* WORK TASK: In the data below, find the line that contains "A: Over 7 steps" and the line that contains "7.77 | 42.06 |". Copy both, plus every line between them, exactly.

* SUPPLIED RECORDS:
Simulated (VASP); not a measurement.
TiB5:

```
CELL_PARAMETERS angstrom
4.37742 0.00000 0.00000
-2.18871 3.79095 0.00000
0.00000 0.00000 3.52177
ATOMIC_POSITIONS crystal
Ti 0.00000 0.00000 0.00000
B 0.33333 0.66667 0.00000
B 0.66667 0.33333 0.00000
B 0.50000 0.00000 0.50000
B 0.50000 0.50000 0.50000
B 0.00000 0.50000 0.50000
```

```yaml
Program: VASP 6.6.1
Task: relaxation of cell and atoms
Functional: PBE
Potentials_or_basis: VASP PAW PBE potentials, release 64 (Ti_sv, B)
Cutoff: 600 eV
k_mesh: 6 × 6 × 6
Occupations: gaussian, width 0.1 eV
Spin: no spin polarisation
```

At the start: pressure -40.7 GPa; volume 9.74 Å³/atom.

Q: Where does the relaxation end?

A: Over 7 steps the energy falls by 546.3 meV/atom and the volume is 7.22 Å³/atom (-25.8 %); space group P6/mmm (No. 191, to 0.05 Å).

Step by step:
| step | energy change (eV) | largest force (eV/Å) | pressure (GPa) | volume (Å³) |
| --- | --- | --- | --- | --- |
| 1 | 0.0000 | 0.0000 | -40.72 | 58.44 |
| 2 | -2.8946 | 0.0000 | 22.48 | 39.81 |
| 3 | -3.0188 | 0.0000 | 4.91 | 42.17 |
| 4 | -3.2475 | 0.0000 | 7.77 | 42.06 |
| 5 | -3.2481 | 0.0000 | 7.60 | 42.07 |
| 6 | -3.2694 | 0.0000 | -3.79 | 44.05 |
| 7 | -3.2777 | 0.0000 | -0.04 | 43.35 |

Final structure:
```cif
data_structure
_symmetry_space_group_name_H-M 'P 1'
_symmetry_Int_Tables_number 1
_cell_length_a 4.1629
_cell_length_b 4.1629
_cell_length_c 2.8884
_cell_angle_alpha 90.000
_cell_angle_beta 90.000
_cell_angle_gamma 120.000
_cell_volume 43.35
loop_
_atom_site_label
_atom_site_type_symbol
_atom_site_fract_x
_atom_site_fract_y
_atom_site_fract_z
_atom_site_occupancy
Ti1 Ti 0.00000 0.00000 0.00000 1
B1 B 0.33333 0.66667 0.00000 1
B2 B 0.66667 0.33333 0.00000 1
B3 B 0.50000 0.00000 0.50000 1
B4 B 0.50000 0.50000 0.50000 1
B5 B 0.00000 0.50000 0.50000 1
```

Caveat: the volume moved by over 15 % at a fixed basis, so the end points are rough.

* TASK RESULT:
A: Over 7 steps the energy falls by 546.3 meV/atom and the volume is 7.22 Å³/atom (-25.8 %); space group P6/mmm (No. 191, to 0.05 Å).

Step by step:
| step | energy change (eV) | largest force (eV/Å) | pressure (GPa) | volume (Å³) |
| --- | --- | --- | --- | --- |
| 1 | 0.0000 | 0.0000 | -40.72 | 58.44 |
| 2 | -2.8946 | 0.0000 | 22.48 | 39.81 |
| 3 | -3.0188 | 0.0000 | 4.91 | 42.17 |
| 4 | -3.2475 | 0.0000 | 7.77 | 42.06 |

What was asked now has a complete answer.